##############################

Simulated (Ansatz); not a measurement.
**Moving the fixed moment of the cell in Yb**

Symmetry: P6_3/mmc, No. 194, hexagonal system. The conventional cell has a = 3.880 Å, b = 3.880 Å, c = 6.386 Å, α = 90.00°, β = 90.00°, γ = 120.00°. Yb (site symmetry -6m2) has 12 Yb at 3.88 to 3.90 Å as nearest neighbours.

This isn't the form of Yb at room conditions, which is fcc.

##############################

Prepare a faithful transcription of the material above, with nothing altered.

REPLY:
Simulated (Ansatz); not a measurement.
**Moving the fixed moment of the cell in Yb**

Symmetry: P6_3/mmc, No. 194, hexagonal system. The conventional cell has a = 3.880 Å, b = 3.880 Å, c = 6.386 Å, α = 90.00°, β = 90.00°, γ = 120.00°. Yb (site symmetry -6m2) has 12 Yb at 3.88 to 3.90 Å as nearest neighbours.

This isn't the form of Yb at room conditions, which is fcc.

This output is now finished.